- [Required action]: Transcribe the listing below from its opening line up to and including the line that contains "Method: DFT PBE, scalar-relativistic, plane"; reproduce nothing else.

[Start of Attachment]

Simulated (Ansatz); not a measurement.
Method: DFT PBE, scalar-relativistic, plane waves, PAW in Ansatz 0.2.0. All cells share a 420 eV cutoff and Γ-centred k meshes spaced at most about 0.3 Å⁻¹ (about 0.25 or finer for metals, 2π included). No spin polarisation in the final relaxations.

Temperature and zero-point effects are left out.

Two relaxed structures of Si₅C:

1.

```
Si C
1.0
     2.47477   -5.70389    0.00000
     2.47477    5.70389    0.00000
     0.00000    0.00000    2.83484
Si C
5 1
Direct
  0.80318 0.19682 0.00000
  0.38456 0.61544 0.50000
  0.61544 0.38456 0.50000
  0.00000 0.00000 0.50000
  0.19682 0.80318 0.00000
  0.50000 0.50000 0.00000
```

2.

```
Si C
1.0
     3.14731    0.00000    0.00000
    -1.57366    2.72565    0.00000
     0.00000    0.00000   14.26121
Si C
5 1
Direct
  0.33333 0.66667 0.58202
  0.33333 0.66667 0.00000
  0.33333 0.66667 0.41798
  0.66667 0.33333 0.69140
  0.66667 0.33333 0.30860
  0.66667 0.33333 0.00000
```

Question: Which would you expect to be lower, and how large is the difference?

[End of Attachment]

- [Answer section]:
Simulated (Ansatz); not a measurement.
Method: DFT PBE, scalar-relativistic, plane waves, PAW in Ansatz 0.2.0. All cells share a 420 eV cutoff and Γ-centred k meshes spaced at most about 0.3 Å⁻¹ (about 0.25 or finer for metals, 2π included). No spin polarisation in the final relaxations.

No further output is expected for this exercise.